## WORK ORDER
Please retype the records that appear below, exactly and in full.

(Beginning of RECORDED INFORMATION)

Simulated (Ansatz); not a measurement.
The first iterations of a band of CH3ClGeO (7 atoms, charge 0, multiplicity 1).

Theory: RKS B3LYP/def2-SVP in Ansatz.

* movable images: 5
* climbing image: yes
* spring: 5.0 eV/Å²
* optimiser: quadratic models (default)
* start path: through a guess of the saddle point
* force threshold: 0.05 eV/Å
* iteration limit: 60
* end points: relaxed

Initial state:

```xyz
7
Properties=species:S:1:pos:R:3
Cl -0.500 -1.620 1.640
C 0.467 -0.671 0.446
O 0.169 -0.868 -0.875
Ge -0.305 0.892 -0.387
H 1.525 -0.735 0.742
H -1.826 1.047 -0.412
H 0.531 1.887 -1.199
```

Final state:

(End of RECORDED INFORMATION)

## TASK RESULT
Simulated (Ansatz); not a measurement.
The first iterations of a band of CH3ClGeO (7 atoms, charge 0, multiplicity 1).

Theory: RKS B3LYP/def2-SVP in Ansatz.

* movable images: 5
* climbing image: yes
* spring: 5.0 eV/Å²
* optimiser: quadratic models (default)
* start path: through a guess of the saddle point
* force threshold: 0.05 eV/Å
* iteration limit: 60
* end points: relaxed

Initial state:

```xyz
7
Properties=species:S:1:pos:R:3
Cl -0.500 -1.620 1.640
C 0.467 -0.671 0.446
O 0.169 -0.868 -0.875
Ge -0.305 0.892 -0.387
H 1.525 -0.735 0.742
H -1.826 1.047 -0.412
H 0.531 1.887 -1.199
```

Final state:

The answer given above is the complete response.